⟨

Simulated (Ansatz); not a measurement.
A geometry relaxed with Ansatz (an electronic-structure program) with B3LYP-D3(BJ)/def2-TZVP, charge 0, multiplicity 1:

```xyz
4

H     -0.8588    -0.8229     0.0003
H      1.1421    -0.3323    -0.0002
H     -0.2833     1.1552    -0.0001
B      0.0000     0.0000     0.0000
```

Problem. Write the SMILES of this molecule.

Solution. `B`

⟩

WORK ORDER
Quote, with nothing altered, all lines from the start of the entries to the line that carries "Problem. Write the SMILES of this molecule.", inclusive.

WORKED SOLUTION
Simulated (Ansatz); not a measurement.
A geometry relaxed with Ansatz (an electronic-structure program) with B3LYP-D3(BJ)/def2-TZVP, charge 0, multiplicity 1:

```xyz
4

H     -0.8588    -0.8229     0.0003
H      1.1421    -0.3323    -0.0002
H     -0.2833     1.1552    -0.0001
B      0.0000     0.0000     0.0000
```

Problem. Write the SMILES of this molecule.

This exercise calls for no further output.